EXERCISE: Write out each record below, word for word.

MATERIAL SHOWN:
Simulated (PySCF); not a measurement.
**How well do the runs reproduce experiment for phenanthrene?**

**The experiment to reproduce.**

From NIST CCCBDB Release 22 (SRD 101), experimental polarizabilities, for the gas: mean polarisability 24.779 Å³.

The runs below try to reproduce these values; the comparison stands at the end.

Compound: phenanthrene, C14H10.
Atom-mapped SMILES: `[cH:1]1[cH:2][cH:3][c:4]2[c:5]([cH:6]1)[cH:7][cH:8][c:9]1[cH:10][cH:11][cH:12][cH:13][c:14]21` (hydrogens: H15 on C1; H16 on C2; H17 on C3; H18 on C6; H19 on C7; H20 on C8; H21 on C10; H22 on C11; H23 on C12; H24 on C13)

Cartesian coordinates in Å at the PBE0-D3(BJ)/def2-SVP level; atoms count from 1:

TASK SOLUTION:
Simulated (PySCF); not a measurement.
**How well do the runs reproduce experiment for phenanthrene?**

**The experiment to reproduce.**

From NIST CCCBDB Release 22 (SRD 101), experimental polarizabilities, for the gas: mean polarisability 24.779 Å³.

The runs below try to reproduce these values; the comparison stands at the end.

Compound: phenanthrene, C14H10.
Atom-mapped SMILES: `[cH:1]1[cH:2][cH:3][c:4]2[c:5]([cH:6]1)[cH:7][cH:8][c:9]1[cH:10][cH:11][cH:12][cH:13][c:14]21` (hydrogens: H15 on C1; H16 on C2; H17 on C3; H18 on C6; H19 on C7; H20 on C8; H21 on C10; H22 on C11; H23 on C12; H24 on C13)

Cartesian coordinates in Å at the PBE0-D3(BJ)/def2-SVP level; atoms count from 1:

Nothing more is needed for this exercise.